__ASSIGNED TASK__
Up to and including the line containing "Task: Match the runs to r2SCAN, HSE06, PBE0.", please reproduce the lines of the listing below, starting from the top.

DATA EXTRACTS section start

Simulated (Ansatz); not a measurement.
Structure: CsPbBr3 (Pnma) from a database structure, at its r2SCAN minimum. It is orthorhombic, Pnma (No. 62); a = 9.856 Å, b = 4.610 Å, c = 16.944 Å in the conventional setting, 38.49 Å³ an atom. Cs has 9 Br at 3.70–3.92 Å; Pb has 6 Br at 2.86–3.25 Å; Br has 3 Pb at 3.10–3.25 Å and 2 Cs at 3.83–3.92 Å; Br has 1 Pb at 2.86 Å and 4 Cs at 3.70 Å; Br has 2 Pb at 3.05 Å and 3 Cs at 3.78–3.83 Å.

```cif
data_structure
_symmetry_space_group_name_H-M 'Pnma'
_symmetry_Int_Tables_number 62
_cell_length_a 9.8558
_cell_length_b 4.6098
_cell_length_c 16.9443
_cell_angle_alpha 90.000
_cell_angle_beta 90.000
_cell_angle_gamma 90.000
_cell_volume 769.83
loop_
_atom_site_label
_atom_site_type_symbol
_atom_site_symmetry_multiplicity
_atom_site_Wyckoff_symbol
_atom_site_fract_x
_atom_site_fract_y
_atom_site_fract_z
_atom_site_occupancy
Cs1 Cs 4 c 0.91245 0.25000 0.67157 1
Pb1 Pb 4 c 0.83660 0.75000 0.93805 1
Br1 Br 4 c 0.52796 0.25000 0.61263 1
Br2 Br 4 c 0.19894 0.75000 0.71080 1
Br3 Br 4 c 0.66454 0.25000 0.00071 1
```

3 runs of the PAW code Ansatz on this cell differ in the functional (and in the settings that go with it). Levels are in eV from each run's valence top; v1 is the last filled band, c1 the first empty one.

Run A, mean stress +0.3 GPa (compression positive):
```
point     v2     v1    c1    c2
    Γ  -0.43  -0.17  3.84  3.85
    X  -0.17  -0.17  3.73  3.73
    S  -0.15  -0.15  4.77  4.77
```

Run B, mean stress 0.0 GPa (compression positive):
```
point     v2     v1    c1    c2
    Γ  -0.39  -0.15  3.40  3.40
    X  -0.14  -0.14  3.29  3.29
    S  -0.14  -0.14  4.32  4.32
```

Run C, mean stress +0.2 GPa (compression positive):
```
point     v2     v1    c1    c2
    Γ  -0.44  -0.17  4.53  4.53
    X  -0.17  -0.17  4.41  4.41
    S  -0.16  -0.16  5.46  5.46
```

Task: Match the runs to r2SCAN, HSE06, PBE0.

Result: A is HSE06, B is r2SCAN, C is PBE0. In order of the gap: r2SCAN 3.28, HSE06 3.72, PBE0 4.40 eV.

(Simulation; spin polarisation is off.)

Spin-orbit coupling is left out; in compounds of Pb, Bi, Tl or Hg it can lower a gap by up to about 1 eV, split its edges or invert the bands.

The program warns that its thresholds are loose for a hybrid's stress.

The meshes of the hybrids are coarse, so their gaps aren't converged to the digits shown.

DATA EXTRACTS section end

__WORKED SOLUTION__
Simulated (Ansatz); not a measurement.
Structure: CsPbBr3 (Pnma) from a database structure, at its r2SCAN minimum. It is orthorhombic, Pnma (No. 62); a = 9.856 Å, b = 4.610 Å, c = 16.944 Å in the conventional setting, 38.49 Å³ an atom. Cs has 9 Br at 3.70–3.92 Å; Pb has 6 Br at 2.86–3.25 Å; Br has 3 Pb at 3.10–3.25 Å and 2 Cs at 3.83–3.92 Å; Br has 1 Pb at 2.86 Å and 4 Cs at 3.70 Å; Br has 2 Pb at 3.05 Å and 3 Cs at 3.78–3.83 Å.

```cif
data_structure
_symmetry_space_group_name_H-M 'Pnma'
_symmetry_Int_Tables_number 62
_cell_length_a 9.8558
_cell_length_b 4.6098
_cell_length_c 16.9443
_cell_angle_alpha 90.000
_cell_angle_beta 90.000
_cell_angle_gamma 90.000
_cell_volume 769.83
loop_
_atom_site_label
_atom_site_type_symbol
_atom_site_symmetry_multiplicity
_atom_site_Wyckoff_symbol
_atom_site_fract_x
_atom_site_fract_y
_atom_site_fract_z
_atom_site_occupancy
Cs1 Cs 4 c 0.91245 0.25000 0.67157 1
Pb1 Pb 4 c 0.83660 0.75000 0.93805 1
Br1 Br 4 c 0.52796 0.25000 0.61263 1
Br2 Br 4 c 0.19894 0.75000 0.71080 1
Br3 Br 4 c 0.66454 0.25000 0.00071 1
```

3 runs of the PAW code Ansatz on this cell differ in the functional (and in the settings that go with it). Levels are in eV from each run's valence top; v1 is the last filled band, c1 the first empty one.

Run A, mean stress +0.3 GPa (compression positive):
```
point     v2     v1    c1    c2
    Γ  -0.43  -0.17  3.84  3.85
    X  -0.17  -0.17  3.73  3.73
    S  -0.15  -0.15  4.77  4.77
```

Run B, mean stress 0.0 GPa (compression positive):
```
point     v2     v1    c1    c2
    Γ  -0.39  -0.15  3.40  3.40
    X  -0.14  -0.14  3.29  3.29
    S  -0.14  -0.14  4.32  4.32
```

Run C, mean stress +0.2 GPa (compression positive):
```
point     v2     v1    c1    c2
    Γ  -0.44  -0.17  4.53  4.53
    X  -0.17  -0.17  4.41  4.41
    S  -0.16  -0.16  5.46  5.46
```

Task: Match the runs to r2SCAN, HSE06, PBE0.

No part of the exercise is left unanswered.